SUPPLIED INFORMATION:
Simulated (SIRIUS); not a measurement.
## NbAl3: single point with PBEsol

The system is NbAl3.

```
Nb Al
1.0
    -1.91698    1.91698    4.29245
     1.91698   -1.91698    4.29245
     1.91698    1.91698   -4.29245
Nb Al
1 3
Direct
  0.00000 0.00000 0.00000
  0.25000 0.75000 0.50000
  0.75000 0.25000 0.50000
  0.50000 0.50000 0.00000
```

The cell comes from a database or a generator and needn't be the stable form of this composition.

WORK INSTRUCTION:
Write out the whole listing once more, exactly as it reads.

YOUR RESPONSE:
Simulated (SIRIUS); not a measurement.
## NbAl3: single point with PBEsol

The system is NbAl3.

```
Nb Al
1.0
    -1.91698    1.91698    4.29245
     1.91698   -1.91698    4.29245
     1.91698    1.91698   -4.29245
Nb Al
1 3
Direct
  0.00000 0.00000 0.00000
  0.25000 0.75000 0.50000
  0.75000 0.25000 0.50000
  0.50000 0.50000 0.00000
```

The cell comes from a database or a generator and needn't be the stable form of this composition.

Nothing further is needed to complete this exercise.